# INFORMATION SUPPLIED:
● ● ● ● ● ● ●
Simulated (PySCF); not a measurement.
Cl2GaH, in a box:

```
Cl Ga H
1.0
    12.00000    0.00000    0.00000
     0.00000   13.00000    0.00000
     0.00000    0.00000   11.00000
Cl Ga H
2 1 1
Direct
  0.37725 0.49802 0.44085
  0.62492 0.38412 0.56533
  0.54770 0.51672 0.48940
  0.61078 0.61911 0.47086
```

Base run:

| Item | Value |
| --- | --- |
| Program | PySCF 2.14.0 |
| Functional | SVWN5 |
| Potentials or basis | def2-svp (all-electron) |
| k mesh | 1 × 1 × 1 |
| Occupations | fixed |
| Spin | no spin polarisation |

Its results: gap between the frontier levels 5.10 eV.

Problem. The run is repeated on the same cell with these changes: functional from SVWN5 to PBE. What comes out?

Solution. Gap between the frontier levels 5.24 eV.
● ● ● ● ● ● ●

# WORK TASK:
Repeat the material word for word from its opening line up to and including the line containing "Functional | SVWN5 |".

# TASK ANSWER:
Simulated (PySCF); not a measurement.
Cl2GaH, in a box:

```
Cl Ga H
1.0
    12.00000    0.00000    0.00000
     0.00000   13.00000    0.00000
     0.00000    0.00000   11.00000
Cl Ga H
2 1 1
Direct
  0.37725 0.49802 0.44085
  0.62492 0.38412 0.56533
  0.54770 0.51672 0.48940
  0.61078 0.61911 0.47086
```

Base run:

| Item | Value |
| --- | --- |
| Program | PySCF 2.14.0 |
| Functional | SVWN5 |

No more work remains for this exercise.